══════

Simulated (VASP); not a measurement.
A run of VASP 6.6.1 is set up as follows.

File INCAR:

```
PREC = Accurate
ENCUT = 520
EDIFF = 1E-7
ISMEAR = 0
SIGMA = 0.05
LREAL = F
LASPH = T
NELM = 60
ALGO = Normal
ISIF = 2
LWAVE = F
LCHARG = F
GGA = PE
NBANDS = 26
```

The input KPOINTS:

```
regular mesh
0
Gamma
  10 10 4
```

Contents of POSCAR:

══════

● **Assignment**:
Exactly as written, set down all of the material.

● **Response box**:
Simulated (VASP); not a measurement.
A run of VASP 6.6.1 is set up as follows.

File INCAR:

```
PREC = Accurate
ENCUT = 520
EDIFF = 1E-7
ISMEAR = 0
SIGMA = 0.05
LREAL = F
LASPH = T
NELM = 60
ALGO = Normal
ISIF = 2
LWAVE = F
LCHARG = F
GGA = PE
NBANDS = 26
```

The input KPOINTS:

```
regular mesh
0
Gamma
  10 10 4
```

Contents of POSCAR:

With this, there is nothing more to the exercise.